RECORDS PROVIDED -
——————

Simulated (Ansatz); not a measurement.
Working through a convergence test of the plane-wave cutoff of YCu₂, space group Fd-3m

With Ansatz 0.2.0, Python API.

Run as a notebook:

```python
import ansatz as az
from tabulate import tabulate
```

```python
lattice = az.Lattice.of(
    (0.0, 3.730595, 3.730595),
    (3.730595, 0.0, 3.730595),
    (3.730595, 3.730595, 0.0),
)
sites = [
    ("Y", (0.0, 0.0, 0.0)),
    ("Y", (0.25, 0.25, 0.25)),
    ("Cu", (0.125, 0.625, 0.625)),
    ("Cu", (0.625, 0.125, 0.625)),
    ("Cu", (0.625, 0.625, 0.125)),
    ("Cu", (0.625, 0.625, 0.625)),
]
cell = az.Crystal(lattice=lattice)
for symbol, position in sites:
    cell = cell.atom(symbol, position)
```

——————

TASK ITEM -
Copy the listing in full. Match it word for word.

EXERCISE SOLUTION -
Simulated (Ansatz); not a measurement.
Working through a convergence test of the plane-wave cutoff of YCu₂, space group Fd-3m

With Ansatz 0.2.0, Python API.

Run as a notebook:

```python
import ansatz as az
from tabulate import tabulate
```

```python
lattice = az.Lattice.of(
    (0.0, 3.730595, 3.730595),
    (3.730595, 0.0, 3.730595),
    (3.730595, 3.730595, 0.0),
)
sites = [
    ("Y", (0.0, 0.0, 0.0)),
    ("Y", (0.25, 0.25, 0.25)),
    ("Cu", (0.125, 0.625, 0.625)),
    ("Cu", (0.625, 0.125, 0.625)),
    ("Cu", (0.625, 0.625, 0.125)),
    ("Cu", (0.625, 0.625, 0.625)),
]
cell = az.Crystal(lattice=lattice)
for symbol, position in sites:
    cell = cell.atom(symbol, position)
```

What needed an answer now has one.